Listed entries section start

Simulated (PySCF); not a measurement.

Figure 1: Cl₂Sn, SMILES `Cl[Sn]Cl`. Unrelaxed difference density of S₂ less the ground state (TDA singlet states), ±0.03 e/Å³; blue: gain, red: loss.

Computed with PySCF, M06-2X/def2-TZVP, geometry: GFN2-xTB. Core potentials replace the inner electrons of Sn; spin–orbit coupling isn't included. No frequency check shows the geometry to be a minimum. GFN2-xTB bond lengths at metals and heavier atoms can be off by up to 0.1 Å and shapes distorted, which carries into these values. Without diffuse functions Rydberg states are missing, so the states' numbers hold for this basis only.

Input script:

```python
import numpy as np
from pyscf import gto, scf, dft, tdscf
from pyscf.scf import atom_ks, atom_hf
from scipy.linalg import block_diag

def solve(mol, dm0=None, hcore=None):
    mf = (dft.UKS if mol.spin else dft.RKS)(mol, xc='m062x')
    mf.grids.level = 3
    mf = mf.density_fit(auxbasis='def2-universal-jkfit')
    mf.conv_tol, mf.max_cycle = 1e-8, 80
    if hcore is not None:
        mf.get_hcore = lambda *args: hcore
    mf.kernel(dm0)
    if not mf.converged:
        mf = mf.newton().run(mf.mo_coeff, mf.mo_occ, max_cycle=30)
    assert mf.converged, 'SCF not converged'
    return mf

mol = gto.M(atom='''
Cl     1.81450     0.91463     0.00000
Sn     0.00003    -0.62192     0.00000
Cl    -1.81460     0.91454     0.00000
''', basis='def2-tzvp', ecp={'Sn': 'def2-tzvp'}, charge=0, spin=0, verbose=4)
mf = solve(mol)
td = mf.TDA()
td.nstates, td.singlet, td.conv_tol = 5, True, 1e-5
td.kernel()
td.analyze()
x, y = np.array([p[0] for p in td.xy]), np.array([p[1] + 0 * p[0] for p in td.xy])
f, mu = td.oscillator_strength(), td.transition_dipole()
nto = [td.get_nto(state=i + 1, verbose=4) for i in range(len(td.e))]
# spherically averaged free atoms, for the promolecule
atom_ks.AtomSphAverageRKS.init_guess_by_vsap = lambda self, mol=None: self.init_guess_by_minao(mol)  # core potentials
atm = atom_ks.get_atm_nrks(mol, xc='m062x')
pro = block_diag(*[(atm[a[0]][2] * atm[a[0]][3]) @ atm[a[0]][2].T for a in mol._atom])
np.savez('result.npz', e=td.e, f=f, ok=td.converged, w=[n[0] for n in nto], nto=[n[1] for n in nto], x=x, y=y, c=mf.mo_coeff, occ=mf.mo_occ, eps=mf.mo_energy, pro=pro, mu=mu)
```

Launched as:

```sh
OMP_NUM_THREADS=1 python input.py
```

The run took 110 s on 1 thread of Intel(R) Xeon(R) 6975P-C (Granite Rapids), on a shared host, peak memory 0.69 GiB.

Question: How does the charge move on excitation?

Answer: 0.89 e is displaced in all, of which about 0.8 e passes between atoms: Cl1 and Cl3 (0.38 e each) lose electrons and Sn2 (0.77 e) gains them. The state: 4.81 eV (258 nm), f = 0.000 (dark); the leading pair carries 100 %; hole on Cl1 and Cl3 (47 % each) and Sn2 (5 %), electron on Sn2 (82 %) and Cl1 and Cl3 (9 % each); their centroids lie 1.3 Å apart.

Listed entries section end

Work instruction:
Could you output, exactly and with nothing else, the lines from the start of the records through the line containing "Figure 1: Cl₂Sn, SMILES"?

Worked solution:
Simulated (PySCF); not a measurement.

Figure 1: Cl₂Sn, SMILES `Cl[Sn]Cl`. Unrelaxed difference density of S₂ less the ground state (TDA singlet states), ±0.03 e/Å³; blue: gain, red: loss.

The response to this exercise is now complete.